- **AVAILABLE DATA**
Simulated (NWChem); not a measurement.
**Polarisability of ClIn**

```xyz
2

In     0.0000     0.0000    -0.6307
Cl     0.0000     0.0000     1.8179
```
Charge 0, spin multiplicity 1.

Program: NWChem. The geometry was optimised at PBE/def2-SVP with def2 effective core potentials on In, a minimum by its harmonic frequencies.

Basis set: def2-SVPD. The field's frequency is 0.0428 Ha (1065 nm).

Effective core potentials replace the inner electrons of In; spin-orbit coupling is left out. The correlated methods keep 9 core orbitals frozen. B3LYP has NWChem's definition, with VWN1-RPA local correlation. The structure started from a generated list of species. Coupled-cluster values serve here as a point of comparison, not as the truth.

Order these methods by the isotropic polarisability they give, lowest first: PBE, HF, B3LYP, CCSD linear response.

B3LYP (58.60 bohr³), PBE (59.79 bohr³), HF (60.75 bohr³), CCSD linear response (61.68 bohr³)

- **TASK ITEM**
Within the material above, extract exactly the lines that start at the line containing "Charge 0, spin multiplicity 1." and stop after the line containing "Basis set: def2-SVPD.", and only those.

- **SOLUTION**
Charge 0, spin multiplicity 1.

Program: NWChem. The geometry was optimised at PBE/def2-SVP with def2 effective core potentials on In, a minimum by its harmonic frequencies.

Basis set: def2-SVPD. The field's frequency is 0.0428 Ha (1065 nm).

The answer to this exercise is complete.